**WORK INSTRUCTION**
The records shown below are to be repeated exactly and completely.

━━━━━━━━
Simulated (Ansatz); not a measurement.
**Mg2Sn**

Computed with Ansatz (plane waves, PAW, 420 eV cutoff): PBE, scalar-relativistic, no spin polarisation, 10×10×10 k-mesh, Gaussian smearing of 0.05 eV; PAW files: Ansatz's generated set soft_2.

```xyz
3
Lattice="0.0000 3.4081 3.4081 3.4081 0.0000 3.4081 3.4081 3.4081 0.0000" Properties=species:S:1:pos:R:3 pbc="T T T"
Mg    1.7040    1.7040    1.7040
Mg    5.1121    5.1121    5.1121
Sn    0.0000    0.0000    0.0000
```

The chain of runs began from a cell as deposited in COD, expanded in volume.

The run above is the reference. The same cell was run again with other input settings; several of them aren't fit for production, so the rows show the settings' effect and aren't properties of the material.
━━━━━━━━

**SOLUTION**
Simulated (Ansatz); not a measurement.
**Mg2Sn**

Computed with Ansatz (plane waves, PAW, 420 eV cutoff): PBE, scalar-relativistic, no spin polarisation, 10×10×10 k-mesh, Gaussian smearing of 0.05 eV; PAW files: Ansatz's generated set soft_2.

```xyz
3
Lattice="0.0000 3.4081 3.4081 3.4081 0.0000 3.4081 3.4081 3.4081 0.0000" Properties=species:S:1:pos:R:3 pbc="T T T"
Mg    1.7040    1.7040    1.7040
Mg    5.1121    5.1121    5.1121
Sn    0.0000    0.0000    0.0000
```

The chain of runs began from a cell as deposited in COD, expanded in volume.

The run above is the reference. The same cell was run again with other input settings; several of them aren't fit for production, so the rows show the settings' effect and aren't properties of the material.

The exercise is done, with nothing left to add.